EXTRACTED MATERIAL:
>>>
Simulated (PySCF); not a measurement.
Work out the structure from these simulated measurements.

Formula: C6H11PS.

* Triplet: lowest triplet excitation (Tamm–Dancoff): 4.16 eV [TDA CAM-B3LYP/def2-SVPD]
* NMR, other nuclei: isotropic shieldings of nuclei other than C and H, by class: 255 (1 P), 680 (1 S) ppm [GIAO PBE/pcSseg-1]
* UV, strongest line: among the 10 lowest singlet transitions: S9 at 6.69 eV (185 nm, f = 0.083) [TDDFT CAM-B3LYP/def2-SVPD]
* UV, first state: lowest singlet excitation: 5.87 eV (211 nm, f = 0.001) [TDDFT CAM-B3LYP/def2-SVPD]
<<<

WORK REQUEST:
Word for word, write out all of the data above.

WRITTEN REPLY:
Simulated (PySCF); not a measurement.
Work out the structure from these simulated measurements.

Formula: C6H11PS.

* Triplet: lowest triplet excitation (Tamm–Dancoff): 4.16 eV [TDA CAM-B3LYP/def2-SVPD]
* NMR, other nuclei: isotropic shieldings of nuclei other than C and H, by class: 255 (1 P), 680 (1 S) ppm [GIAO PBE/pcSseg-1]
* UV, strongest line: among the 10 lowest singlet transitions: S9 at 6.69 eV (185 nm, f = 0.083) [TDDFT CAM-B3LYP/def2-SVPD]
* UV, first state: lowest singlet excitation: 5.87 eV (211 nm, f = 0.001) [TDDFT CAM-B3LYP/def2-SVPD]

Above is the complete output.